**REQUIREMENT**:
Reproduce, please, only the lines from the first line below to the line containing "The free run", inclusive.

+++ DATA EXCERPTS +++

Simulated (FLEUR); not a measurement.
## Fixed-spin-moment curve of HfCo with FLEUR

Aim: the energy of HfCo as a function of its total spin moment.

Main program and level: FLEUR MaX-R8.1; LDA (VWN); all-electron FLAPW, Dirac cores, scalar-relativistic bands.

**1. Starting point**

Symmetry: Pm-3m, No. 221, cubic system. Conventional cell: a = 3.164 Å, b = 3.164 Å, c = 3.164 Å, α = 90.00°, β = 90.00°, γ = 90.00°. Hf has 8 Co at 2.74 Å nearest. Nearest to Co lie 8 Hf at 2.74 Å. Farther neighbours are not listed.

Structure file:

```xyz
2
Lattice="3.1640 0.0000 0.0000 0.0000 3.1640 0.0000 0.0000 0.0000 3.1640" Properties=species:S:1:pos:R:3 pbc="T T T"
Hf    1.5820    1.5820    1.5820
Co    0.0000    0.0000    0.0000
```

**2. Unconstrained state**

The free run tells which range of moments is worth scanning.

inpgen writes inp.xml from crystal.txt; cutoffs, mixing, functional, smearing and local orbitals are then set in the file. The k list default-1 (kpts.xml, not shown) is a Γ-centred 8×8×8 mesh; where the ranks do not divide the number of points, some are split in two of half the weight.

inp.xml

+++

**PROBLEM SOLUTION**:
Simulated (FLEUR); not a measurement.
## Fixed-spin-moment curve of HfCo with FLEUR

Aim: the energy of HfCo as a function of its total spin moment.

Main program and level: FLEUR MaX-R8.1; LDA (VWN); all-electron FLAPW, Dirac cores, scalar-relativistic bands.

**1. Starting point**

Symmetry: Pm-3m, No. 221, cubic system. Conventional cell: a = 3.164 Å, b = 3.164 Å, c = 3.164 Å, α = 90.00°, β = 90.00°, γ = 90.00°. Hf has 8 Co at 2.74 Å nearest. Nearest to Co lie 8 Hf at 2.74 Å. Farther neighbours are not listed.

Structure file:

```xyz
2
Lattice="3.1640 0.0000 0.0000 0.0000 3.1640 0.0000 0.0000 0.0000 3.1640" Properties=species:S:1:pos:R:3 pbc="T T T"
Hf    1.5820    1.5820    1.5820
Co    0.0000    0.0000    0.0000
```

**2. Unconstrained state**

The free run tells which range of moments is worth scanning.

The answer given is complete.